* **Task item**
Repeat the data below exactly, with every entry included.

* **Input data**
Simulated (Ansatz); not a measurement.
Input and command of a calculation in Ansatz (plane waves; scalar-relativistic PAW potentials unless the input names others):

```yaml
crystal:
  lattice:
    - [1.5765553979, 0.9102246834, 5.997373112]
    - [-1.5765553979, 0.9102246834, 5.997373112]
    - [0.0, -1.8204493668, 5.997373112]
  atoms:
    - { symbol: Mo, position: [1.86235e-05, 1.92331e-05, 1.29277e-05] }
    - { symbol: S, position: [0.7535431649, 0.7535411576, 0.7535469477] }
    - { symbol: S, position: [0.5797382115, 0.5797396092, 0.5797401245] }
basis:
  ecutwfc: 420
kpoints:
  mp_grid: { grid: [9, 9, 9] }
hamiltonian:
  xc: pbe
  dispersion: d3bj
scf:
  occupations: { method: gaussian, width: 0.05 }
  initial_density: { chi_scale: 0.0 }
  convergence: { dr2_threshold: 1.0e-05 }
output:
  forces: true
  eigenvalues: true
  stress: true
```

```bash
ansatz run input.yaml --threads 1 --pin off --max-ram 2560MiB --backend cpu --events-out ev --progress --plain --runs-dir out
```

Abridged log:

* **Problem solution**
Simulated (Ansatz); not a measurement.
Input and command of a calculation in Ansatz (plane waves; scalar-relativistic PAW potentials unless the input names others):

```yaml
crystal:
  lattice:
    - [1.5765553979, 0.9102246834, 5.997373112]
    - [-1.5765553979, 0.9102246834, 5.997373112]
    - [0.0, -1.8204493668, 5.997373112]
  atoms:
    - { symbol: Mo, position: [1.86235e-05, 1.92331e-05, 1.29277e-05] }
    - { symbol: S, position: [0.7535431649, 0.7535411576, 0.7535469477] }
    - { symbol: S, position: [0.5797382115, 0.5797396092, 0.5797401245] }
basis:
  ecutwfc: 420
kpoints:
  mp_grid: { grid: [9, 9, 9] }
hamiltonian:
  xc: pbe
  dispersion: d3bj
scf:
  occupations: { method: gaussian, width: 0.05 }
  initial_density: { chi_scale: 0.0 }
  convergence: { dr2_threshold: 1.0e-05 }
output:
  forces: true
  eigenvalues: true
  stress: true
```

```bash
ansatz run input.yaml --threads 1 --pin off --max-ram 2560MiB --backend cpu --events-out ev --progress --plain --runs-dir out
```

Abridged log:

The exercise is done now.